* Required action
When you reach the line containing "- Spin: no spin polarisation" in the data below, begin returning lines exactly as written, and stop once the line containing "Task: Estimate the wall time of this run." has been returned.

* Excerpted records
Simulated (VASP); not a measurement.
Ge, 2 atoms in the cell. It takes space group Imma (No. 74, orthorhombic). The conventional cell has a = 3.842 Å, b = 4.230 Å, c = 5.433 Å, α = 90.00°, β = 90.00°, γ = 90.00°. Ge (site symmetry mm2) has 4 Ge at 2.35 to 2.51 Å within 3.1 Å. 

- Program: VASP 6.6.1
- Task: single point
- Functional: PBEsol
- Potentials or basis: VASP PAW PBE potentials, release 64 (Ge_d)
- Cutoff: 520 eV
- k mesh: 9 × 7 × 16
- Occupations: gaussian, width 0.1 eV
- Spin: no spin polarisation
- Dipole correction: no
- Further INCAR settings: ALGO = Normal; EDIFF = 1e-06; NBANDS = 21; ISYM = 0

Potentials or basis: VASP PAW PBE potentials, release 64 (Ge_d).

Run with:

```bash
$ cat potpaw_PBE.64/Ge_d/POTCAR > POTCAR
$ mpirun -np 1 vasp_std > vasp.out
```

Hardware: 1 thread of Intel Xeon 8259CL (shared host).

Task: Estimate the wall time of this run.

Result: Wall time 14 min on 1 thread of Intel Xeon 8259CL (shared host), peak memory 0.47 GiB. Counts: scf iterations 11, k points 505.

* Exercise response
- Spin: no spin polarisation
- Dipole correction: no
- Further INCAR settings: ALGO = Normal; EDIFF = 1e-06; NBANDS = 21; ISYM = 0

Potentials or basis: VASP PAW PBE potentials, release 64 (Ge_d).

Run with:

```bash
$ cat potpaw_PBE.64/Ge_d/POTCAR > POTCAR
$ mpirun -np 1 vasp_std > vasp.out
```

Hardware: 1 thread of Intel Xeon 8259CL (shared host).

Task: Estimate the wall time of this run.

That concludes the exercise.